> [TASK ITEM] The complete listing, repeated precisely, must form the answer.

> [DATA SECTION]
BEGIN

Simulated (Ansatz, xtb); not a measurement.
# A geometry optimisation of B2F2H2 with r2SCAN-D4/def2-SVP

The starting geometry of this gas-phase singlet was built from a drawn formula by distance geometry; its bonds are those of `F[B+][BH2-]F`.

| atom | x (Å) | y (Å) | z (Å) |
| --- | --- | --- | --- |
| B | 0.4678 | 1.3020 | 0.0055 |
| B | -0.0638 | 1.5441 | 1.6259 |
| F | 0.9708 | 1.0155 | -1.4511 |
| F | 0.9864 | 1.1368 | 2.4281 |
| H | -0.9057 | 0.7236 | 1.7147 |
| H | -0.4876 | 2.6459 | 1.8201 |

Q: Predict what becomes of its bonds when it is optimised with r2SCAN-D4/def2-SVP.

END

> [EXPECTED ANSWER]
Simulated (Ansatz, xtb); not a measurement.
# A geometry optimisation of B2F2H2 with r2SCAN-D4/def2-SVP

The starting geometry of this gas-phase singlet was built from a drawn formula by distance geometry; its bonds are those of `F[B+][BH2-]F`.

| atom | x (Å) | y (Å) | z (Å) |
| --- | --- | --- | --- |
| B | 0.4678 | 1.3020 | 0.0055 |
| B | -0.0638 | 1.5441 | 1.6259 |
| F | 0.9708 | 1.0155 | -1.4511 |
| F | 0.9864 | 1.1368 | 2.4281 |
| H | -0.9057 | 0.7236 | 1.7147 |
| H | -0.4876 | 2.6459 | 1.8201 |

Q: Predict what becomes of its bonds when it is optimised with r2SCAN-D4/def2-SVP.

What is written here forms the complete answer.